── Exercise data
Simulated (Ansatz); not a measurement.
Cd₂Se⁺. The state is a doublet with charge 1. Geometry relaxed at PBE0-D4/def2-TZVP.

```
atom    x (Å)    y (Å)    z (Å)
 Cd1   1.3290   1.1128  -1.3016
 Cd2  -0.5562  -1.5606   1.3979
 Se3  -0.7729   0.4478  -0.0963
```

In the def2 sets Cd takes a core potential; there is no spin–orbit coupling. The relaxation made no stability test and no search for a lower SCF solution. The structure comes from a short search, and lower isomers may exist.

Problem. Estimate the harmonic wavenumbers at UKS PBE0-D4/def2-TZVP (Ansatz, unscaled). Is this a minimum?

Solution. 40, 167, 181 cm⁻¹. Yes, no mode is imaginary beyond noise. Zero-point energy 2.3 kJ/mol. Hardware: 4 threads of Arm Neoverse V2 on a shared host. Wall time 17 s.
────

● Task item
From the entries above, write out only the lines starting at the line that holds "Cd₂Se⁺. The state" and ending at the line that holds "Problem. Estimate the", keeping both and matching them exactly.

● Your solution
Cd₂Se⁺. The state is a doublet with charge 1. Geometry relaxed at PBE0-D4/def2-TZVP.

```
atom    x (Å)    y (Å)    z (Å)
 Cd1   1.3290   1.1128  -1.3016
 Cd2  -0.5562  -1.5606   1.3979
 Se3  -0.7729   0.4478  -0.0963
```

In the def2 sets Cd takes a core potential; there is no spin–orbit coupling. The relaxation made no stability test and no search for a lower SCF solution. The structure comes from a short search, and lower isomers may exist.

Problem. Estimate the harmonic wavenumbers at UKS PBE0-D4/def2-TZVP (Ansatz, unscaled). Is this a minimum?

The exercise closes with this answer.